** WORK ITEM **
Would you output the whole of the data exactly?

** PROVIDED INFORMATION **
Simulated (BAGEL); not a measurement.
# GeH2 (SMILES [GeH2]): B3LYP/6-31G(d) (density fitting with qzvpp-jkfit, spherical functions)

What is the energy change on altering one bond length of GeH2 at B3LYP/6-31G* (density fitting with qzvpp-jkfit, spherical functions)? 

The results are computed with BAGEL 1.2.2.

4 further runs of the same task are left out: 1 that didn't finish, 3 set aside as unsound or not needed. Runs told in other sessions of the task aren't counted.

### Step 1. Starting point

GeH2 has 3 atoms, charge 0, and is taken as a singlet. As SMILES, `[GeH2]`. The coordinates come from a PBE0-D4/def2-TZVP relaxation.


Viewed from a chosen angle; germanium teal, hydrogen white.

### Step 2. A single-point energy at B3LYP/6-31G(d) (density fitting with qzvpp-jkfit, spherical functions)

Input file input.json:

** EXERCISE RESPONSE **
Simulated (BAGEL); not a measurement.
# GeH2 (SMILES [GeH2]): B3LYP/6-31G(d) (density fitting with qzvpp-jkfit, spherical functions)

What is the energy change on altering one bond length of GeH2 at B3LYP/6-31G* (density fitting with qzvpp-jkfit, spherical functions)? 

The results are computed with BAGEL 1.2.2.

4 further runs of the same task are left out: 1 that didn't finish, 3 set aside as unsound or not needed. Runs told in other sessions of the task aren't counted.

### Step 1. Starting point

GeH2 has 3 atoms, charge 0, and is taken as a singlet. As SMILES, `[GeH2]`. The coordinates come from a PBE0-D4/def2-TZVP relaxation.


Viewed from a chosen angle; germanium teal, hydrogen white.

### Step 2. A single-point energy at B3LYP/6-31G(d) (density fitting with qzvpp-jkfit, spherical functions)

Input file input.json:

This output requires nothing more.